PROVIDED DATA:
------------------------------------------------------------

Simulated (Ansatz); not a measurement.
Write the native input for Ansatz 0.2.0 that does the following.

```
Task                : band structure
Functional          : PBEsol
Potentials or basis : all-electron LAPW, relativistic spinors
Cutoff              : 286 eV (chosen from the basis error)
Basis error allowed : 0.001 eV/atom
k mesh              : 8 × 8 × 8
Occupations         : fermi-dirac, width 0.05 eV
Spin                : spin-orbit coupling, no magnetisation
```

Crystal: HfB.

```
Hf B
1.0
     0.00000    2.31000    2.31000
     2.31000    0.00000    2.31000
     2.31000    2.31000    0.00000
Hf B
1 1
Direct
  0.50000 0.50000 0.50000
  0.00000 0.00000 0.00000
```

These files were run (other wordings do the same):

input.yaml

------------------------------------------------------------

EXERCISE: Each line of the listing should be reproduced without any alteration.

EXERCISE OUTPUT:
Simulated (Ansatz); not a measurement.
Write the native input for Ansatz 0.2.0 that does the following.

```
Task                : band structure
Functional          : PBEsol
Potentials or basis : all-electron LAPW, relativistic spinors
Cutoff              : 286 eV (chosen from the basis error)
Basis error allowed : 0.001 eV/atom
k mesh              : 8 × 8 × 8
Occupations         : fermi-dirac, width 0.05 eV
Spin                : spin-orbit coupling, no magnetisation
```

Crystal: HfB.

```
Hf B
1.0
     0.00000    2.31000    2.31000
     2.31000    0.00000    2.31000
     2.31000    2.31000    0.00000
Hf B
1 1
Direct
  0.50000 0.50000 0.50000
  0.00000 0.00000 0.00000
```

These files were run (other wordings do the same):

input.yaml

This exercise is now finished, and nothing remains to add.